Activity: Set down exactly the lines below, starting at the one that contains "# How SCF solver" and ending at the one that contains "## 1. Starting point", with both of those lines included and nothing else.

=== Section Start ===
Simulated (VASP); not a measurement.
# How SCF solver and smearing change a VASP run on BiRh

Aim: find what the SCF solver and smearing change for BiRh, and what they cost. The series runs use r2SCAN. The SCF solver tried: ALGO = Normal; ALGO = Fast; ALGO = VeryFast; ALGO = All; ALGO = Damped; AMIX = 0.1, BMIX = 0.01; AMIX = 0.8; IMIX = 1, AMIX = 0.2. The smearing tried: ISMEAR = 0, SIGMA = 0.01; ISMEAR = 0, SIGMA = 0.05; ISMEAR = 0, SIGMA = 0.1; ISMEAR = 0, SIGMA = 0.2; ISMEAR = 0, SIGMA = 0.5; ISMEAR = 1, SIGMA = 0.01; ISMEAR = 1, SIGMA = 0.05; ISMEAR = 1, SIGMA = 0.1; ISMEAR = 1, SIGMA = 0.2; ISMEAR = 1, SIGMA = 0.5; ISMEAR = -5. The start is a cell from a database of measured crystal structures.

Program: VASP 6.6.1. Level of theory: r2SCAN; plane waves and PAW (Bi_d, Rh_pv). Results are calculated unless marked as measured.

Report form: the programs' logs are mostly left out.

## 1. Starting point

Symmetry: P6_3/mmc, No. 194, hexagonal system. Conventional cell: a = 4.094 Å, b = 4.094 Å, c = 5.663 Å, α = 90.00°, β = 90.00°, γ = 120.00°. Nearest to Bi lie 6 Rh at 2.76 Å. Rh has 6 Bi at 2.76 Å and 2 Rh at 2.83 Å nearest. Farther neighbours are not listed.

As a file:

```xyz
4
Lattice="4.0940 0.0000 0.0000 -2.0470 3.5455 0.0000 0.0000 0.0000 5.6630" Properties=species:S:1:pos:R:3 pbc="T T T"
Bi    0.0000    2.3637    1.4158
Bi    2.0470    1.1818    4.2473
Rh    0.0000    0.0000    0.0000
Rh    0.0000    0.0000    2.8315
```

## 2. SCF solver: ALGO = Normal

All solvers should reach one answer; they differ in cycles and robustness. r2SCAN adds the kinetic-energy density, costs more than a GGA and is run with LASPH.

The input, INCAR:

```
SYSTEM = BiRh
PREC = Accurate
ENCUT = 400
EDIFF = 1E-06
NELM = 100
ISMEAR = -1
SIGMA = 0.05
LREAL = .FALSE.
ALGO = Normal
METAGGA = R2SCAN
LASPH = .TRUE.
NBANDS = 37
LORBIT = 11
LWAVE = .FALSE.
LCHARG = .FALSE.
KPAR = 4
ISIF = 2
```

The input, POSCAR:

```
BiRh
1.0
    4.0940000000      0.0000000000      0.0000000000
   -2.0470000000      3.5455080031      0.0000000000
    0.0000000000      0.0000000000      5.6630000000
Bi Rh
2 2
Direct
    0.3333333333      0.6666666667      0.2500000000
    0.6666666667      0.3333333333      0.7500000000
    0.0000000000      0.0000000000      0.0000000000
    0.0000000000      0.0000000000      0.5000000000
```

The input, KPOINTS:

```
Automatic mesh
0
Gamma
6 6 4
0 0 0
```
=== Section End ===

Problem solution:
# How SCF solver and smearing change a VASP run on BiRh

Aim: find what the SCF solver and smearing change for BiRh, and what they cost. The series runs use r2SCAN. The SCF solver tried: ALGO = Normal; ALGO = Fast; ALGO = VeryFast; ALGO = All; ALGO = Damped; AMIX = 0.1, BMIX = 0.01; AMIX = 0.8; IMIX = 1, AMIX = 0.2. The smearing tried: ISMEAR = 0, SIGMA = 0.01; ISMEAR = 0, SIGMA = 0.05; ISMEAR = 0, SIGMA = 0.1; ISMEAR = 0, SIGMA = 0.2; ISMEAR = 0, SIGMA = 0.5; ISMEAR = 1, SIGMA = 0.01; ISMEAR = 1, SIGMA = 0.05; ISMEAR = 1, SIGMA = 0.1; ISMEAR = 1, SIGMA = 0.2; ISMEAR = 1, SIGMA = 0.5; ISMEAR = -5. The start is a cell from a database of measured crystal structures.

Program: VASP 6.6.1. Level of theory: r2SCAN; plane waves and PAW (Bi_d, Rh_pv). Results are calculated unless marked as measured.

Report form: the programs' logs are mostly left out.

## 1. Starting point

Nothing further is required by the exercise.